• Data section:
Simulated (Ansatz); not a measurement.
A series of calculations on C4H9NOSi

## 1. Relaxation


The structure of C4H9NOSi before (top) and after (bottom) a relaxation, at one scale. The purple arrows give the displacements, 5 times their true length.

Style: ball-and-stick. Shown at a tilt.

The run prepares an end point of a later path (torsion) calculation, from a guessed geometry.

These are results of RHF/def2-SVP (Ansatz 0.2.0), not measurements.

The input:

• Requirement:
Your answer must consist solely of the lines above between the line holding "A series of calculations on C4H9NOSi" and the line holding "These are results", inclusive, copied exactly.

• Exercise result:
A series of calculations on C4H9NOSi

## 1. Relaxation


The structure of C4H9NOSi before (top) and after (bottom) a relaxation, at one scale. The purple arrows give the displacements, 5 times their true length.

Style: ball-and-stick. Shown at a tilt.

The run prepares an end point of a later path (torsion) calculation, from a guessed geometry.

These are results of RHF/def2-SVP (Ansatz 0.2.0), not measurements.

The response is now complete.